--*--

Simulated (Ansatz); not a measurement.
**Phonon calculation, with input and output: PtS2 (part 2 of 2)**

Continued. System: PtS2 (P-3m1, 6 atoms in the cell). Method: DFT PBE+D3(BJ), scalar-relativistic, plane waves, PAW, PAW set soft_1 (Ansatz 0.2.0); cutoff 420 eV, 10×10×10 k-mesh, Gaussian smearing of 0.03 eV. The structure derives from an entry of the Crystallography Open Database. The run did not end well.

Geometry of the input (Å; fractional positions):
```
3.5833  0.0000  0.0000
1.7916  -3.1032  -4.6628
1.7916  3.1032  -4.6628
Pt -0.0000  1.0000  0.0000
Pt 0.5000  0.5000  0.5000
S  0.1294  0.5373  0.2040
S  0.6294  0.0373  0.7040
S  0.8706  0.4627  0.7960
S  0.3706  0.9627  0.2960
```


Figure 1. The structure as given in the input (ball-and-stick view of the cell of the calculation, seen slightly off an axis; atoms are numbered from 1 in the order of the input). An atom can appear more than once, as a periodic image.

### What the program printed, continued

--*--

### Work order
Return each line above exactly as it appears.

### Exercise output
Simulated (Ansatz); not a measurement.
**Phonon calculation, with input and output: PtS2 (part 2 of 2)**

Continued. System: PtS2 (P-3m1, 6 atoms in the cell). Method: DFT PBE+D3(BJ), scalar-relativistic, plane waves, PAW, PAW set soft_1 (Ansatz 0.2.0); cutoff 420 eV, 10×10×10 k-mesh, Gaussian smearing of 0.03 eV. The structure derives from an entry of the Crystallography Open Database. The run did not end well.

Geometry of the input (Å; fractional positions):
```
3.5833  0.0000  0.0000
1.7916  -3.1032  -4.6628
1.7916  3.1032  -4.6628
Pt -0.0000  1.0000  0.0000
Pt 0.5000  0.5000  0.5000
S  0.1294  0.5373  0.2040
S  0.6294  0.0373  0.7040
S  0.8706  0.4627  0.7960
S  0.3706  0.9627  0.2960
```


Figure 1. The structure as given in the input (ball-and-stick view of the cell of the calculation, seen slightly off an axis; atoms are numbered from 1 in the order of the input). An atom can appear more than once, as a periodic image.

### What the program printed, continued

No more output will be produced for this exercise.